Work request:
Look through the entries below and extract exactly the lines from the one containing "On the command" through the one containing "Run time: 0.13", ends included.

Extracted data:
⁂
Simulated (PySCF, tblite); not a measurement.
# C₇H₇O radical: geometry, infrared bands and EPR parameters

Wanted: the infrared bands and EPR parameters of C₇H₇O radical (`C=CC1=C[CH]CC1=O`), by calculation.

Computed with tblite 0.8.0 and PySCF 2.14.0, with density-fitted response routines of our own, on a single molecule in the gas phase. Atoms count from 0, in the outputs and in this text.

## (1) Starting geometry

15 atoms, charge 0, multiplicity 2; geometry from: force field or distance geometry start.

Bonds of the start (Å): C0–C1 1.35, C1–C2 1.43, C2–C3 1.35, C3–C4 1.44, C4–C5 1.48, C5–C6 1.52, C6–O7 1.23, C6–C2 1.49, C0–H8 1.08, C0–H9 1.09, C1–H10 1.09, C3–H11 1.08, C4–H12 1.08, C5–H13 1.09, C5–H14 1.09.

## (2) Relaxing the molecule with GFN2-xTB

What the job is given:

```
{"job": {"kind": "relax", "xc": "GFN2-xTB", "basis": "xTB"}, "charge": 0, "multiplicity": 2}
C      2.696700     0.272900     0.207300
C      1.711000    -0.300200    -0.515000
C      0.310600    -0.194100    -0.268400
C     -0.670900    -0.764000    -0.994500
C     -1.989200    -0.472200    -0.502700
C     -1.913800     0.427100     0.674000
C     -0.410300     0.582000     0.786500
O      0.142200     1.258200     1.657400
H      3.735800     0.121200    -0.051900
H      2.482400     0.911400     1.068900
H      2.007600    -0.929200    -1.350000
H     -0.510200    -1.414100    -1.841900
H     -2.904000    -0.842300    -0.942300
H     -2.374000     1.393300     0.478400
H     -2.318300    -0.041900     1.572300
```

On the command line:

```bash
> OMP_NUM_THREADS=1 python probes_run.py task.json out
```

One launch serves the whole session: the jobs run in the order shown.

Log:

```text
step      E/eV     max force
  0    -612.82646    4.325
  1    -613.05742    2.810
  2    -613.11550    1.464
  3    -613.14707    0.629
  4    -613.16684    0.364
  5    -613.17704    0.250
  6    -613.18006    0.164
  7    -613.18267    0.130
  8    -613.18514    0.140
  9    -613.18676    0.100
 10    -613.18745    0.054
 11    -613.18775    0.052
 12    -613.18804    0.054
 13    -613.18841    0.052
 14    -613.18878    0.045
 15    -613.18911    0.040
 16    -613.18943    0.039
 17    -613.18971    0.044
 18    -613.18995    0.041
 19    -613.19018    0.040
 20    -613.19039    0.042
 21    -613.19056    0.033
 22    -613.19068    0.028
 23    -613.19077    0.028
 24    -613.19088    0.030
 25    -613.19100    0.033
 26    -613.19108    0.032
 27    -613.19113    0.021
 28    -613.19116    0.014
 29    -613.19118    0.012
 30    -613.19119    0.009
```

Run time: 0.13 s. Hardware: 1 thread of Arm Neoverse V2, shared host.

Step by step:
⁂

Answer space:
On the command line:

```bash
> OMP_NUM_THREADS=1 python probes_run.py task.json out
```

One launch serves the whole session: the jobs run in the order shown.

Log:

```text
step      E/eV     max force
  0    -612.82646    4.325
  1    -613.05742    2.810
  2    -613.11550    1.464
  3    -613.14707    0.629
  4    -613.16684    0.364
  5    -613.17704    0.250
  6    -613.18006    0.164
  7    -613.18267    0.130
  8    -613.18514    0.140
  9    -613.18676    0.100
 10    -613.18745    0.054
 11    -613.18775    0.052
 12    -613.18804    0.054
 13    -613.18841    0.052
 14    -613.18878    0.045
 15    -613.18911    0.040
 16    -613.18943    0.039
 17    -613.18971    0.044
 18    -613.18995    0.041
 19    -613.19018    0.040
 20    -613.19039    0.042
 21    -613.19056    0.033
 22    -613.19068    0.028
 23    -613.19077    0.028
 24    -613.19088    0.030
 25    -613.19100    0.033
 26    -613.19108    0.032
 27    -613.19113    0.021
 28    -613.19116    0.014
 29    -613.19118    0.012
 30    -613.19119    0.009
```

Run time: 0.13 s. Hardware: 1 thread of Arm Neoverse V2, shared host.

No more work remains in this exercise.